* [EXERCISE]: Repeat the data exactly, with every line included.

* [SOURCE MATERIAL]:
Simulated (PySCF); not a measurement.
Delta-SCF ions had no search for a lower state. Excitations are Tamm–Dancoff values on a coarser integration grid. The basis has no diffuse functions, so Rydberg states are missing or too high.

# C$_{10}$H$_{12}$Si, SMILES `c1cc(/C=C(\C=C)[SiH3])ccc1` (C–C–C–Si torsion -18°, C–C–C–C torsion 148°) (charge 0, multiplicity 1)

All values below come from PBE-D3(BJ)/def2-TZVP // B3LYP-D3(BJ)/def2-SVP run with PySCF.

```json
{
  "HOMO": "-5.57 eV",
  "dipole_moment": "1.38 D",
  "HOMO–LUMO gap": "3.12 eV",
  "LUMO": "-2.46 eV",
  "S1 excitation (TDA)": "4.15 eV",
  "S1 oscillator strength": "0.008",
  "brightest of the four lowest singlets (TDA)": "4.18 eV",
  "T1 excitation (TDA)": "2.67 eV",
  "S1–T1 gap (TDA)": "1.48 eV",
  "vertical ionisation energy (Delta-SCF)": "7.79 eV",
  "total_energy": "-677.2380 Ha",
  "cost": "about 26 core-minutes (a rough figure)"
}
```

* [RESULT]:
Simulated (PySCF); not a measurement.
Delta-SCF ions had no search for a lower state. Excitations are Tamm–Dancoff values on a coarser integration grid. The basis has no diffuse functions, so Rydberg states are missing or too high.

# C$_{10}$H$_{12}$Si, SMILES `c1cc(/C=C(\C=C)[SiH3])ccc1` (C–C–C–Si torsion -18°, C–C–C–C torsion 148°) (charge 0, multiplicity 1)

All values below come from PBE-D3(BJ)/def2-TZVP // B3LYP-D3(BJ)/def2-SVP run with PySCF.

```json
{
  "HOMO": "-5.57 eV",
  "dipole_moment": "1.38 D",
  "HOMO–LUMO gap": "3.12 eV",
  "LUMO": "-2.46 eV",
  "S1 excitation (TDA)": "4.15 eV",
  "S1 oscillator strength": "0.008",
  "brightest of the four lowest singlets (TDA)": "4.18 eV",
  "T1 excitation (TDA)": "2.67 eV",
  "S1–T1 gap (TDA)": "1.48 eV",
  "vertical ionisation energy (Delta-SCF)": "7.79 eV",
  "total_energy": "-677.2380 Ha",
  "cost": "about 26 core-minutes (a rough figure)"
}
```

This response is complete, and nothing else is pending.